DATASET CONTENT ->
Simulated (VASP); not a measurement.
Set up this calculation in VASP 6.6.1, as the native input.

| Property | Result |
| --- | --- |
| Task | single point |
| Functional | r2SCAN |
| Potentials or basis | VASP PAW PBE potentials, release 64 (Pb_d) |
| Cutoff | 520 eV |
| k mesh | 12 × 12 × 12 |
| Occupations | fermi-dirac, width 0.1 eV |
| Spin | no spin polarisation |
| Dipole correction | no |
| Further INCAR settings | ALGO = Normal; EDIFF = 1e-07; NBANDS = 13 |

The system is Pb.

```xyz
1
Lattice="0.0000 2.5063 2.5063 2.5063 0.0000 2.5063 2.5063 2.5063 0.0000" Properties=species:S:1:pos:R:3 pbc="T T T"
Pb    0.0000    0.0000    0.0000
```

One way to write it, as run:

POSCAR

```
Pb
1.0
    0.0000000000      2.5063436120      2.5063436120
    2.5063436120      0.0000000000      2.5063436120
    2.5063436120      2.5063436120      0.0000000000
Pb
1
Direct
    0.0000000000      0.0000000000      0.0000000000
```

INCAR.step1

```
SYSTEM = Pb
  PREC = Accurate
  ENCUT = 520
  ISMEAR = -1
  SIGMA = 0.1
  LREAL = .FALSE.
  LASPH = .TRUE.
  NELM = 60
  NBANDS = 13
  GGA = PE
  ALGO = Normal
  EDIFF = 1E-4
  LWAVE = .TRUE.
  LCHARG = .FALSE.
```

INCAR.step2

ASSIGNMENT -> Only the lines from the beginning of the material through the line with "width 0.1 eV |" should appear in the answer, each copied exactly.

EXPECTED ANSWER ->
Simulated (VASP); not a measurement.
Set up this calculation in VASP 6.6.1, as the native input.

| Property | Result |
| --- | --- |
| Task | single point |
| Functional | r2SCAN |
| Potentials or basis | VASP PAW PBE potentials, release 64 (Pb_d) |
| Cutoff | 520 eV |
| k mesh | 12 × 12 × 12 |
| Occupations | fermi-dirac, width 0.1 eV |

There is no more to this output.